* **Data records**:
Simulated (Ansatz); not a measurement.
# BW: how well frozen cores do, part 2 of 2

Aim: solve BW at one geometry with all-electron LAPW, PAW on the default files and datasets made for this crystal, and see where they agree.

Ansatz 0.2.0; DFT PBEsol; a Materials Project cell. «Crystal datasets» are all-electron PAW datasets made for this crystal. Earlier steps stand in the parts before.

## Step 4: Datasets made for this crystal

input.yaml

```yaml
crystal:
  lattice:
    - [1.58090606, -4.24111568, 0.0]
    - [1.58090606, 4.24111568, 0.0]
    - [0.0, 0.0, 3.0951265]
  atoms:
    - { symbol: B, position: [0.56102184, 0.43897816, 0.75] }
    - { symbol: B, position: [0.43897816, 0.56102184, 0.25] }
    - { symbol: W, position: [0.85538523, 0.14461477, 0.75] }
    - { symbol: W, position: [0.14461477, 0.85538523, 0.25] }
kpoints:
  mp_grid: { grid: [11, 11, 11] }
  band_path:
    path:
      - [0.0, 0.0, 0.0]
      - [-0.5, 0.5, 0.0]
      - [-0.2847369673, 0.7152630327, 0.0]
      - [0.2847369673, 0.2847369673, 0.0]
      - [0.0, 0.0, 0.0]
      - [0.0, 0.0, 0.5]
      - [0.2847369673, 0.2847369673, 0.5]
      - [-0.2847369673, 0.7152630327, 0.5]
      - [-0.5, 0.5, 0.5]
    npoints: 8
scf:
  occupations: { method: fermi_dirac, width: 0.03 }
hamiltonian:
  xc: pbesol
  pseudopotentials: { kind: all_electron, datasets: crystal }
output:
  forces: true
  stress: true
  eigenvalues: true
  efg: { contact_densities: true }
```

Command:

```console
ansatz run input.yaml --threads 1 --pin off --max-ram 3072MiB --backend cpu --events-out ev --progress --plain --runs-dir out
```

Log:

* **Exercise**:
Include the first line of the listing, the line with "Aim: solve BW", and every line between them, each repeated exactly, and output only those.

* **Answer section**:
Simulated (Ansatz); not a measurement.
# BW: how well frozen cores do, part 2 of 2

Aim: solve BW at one geometry with all-electron LAPW, PAW on the default files and datasets made for this crystal, and see where they agree.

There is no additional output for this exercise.